• _ACTION ITEM_
Whatever appears in the data below, copy it exactly.

++++++

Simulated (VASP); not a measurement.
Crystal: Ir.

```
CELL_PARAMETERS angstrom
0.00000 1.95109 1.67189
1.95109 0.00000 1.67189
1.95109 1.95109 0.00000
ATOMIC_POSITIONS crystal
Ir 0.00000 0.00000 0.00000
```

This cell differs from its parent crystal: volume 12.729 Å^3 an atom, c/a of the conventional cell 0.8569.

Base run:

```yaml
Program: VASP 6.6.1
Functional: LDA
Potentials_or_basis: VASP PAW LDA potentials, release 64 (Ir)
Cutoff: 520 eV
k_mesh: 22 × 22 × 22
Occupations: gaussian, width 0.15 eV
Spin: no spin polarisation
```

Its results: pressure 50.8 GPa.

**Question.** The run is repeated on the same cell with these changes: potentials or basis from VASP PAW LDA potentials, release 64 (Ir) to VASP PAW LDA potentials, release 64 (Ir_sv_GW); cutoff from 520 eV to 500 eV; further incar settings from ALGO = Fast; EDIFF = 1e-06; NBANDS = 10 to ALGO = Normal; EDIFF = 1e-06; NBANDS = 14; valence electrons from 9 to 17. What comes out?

++++++

• _REPLY_
Simulated (VASP); not a measurement.
Crystal: Ir.

```
CELL_PARAMETERS angstrom
0.00000 1.95109 1.67189
1.95109 0.00000 1.67189
1.95109 1.95109 0.00000
ATOMIC_POSITIONS crystal
Ir 0.00000 0.00000 0.00000
```

This cell differs from its parent crystal: volume 12.729 Å^3 an atom, c/a of the conventional cell 0.8569.

Base run:

```yaml
Program: VASP 6.6.1
Functional: LDA
Potentials_or_basis: VASP PAW LDA potentials, release 64 (Ir)
Cutoff: 520 eV
k_mesh: 22 × 22 × 22
Occupations: gaussian, width 0.15 eV
Spin: no spin polarisation
```

Its results: pressure 50.8 GPa.

**Question.** The run is repeated on the same cell with these changes: potentials or basis from VASP PAW LDA potentials, release 64 (Ir) to VASP PAW LDA potentials, release 64 (Ir_sv_GW); cutoff from 520 eV to 500 eV; further incar settings from ALGO = Fast; EDIFF = 1e-06; NBANDS = 10 to ALGO = Normal; EDIFF = 1e-06; NBANDS = 14; valence electrons from 9 to 17. What comes out?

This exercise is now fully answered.